▸ **Given entries**:
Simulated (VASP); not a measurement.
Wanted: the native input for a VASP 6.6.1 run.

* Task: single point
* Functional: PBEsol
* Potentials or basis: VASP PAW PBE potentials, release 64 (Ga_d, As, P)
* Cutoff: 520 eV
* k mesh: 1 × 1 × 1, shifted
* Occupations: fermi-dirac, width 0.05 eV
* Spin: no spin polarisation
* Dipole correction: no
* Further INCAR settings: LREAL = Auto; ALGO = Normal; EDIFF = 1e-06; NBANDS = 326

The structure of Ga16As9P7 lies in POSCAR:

▸ **Work instruction**: Reproduce word for word the material above, beginning with the line that contains "(Ga_d, As, P)" and ending with the line that contains "NBANDS = 326".

▸ **Result**:
* Potentials or basis: VASP PAW PBE potentials, release 64 (Ga_d, As, P)
* Cutoff: 520 eV
* k mesh: 1 × 1 × 1, shifted
* Occupations: fermi-dirac, width 0.05 eV
* Spin: no spin polarisation
* Dipole correction: no
* Further INCAR settings: LREAL = Auto; ALGO = Normal; EDIFF = 1e-06; NBANDS = 326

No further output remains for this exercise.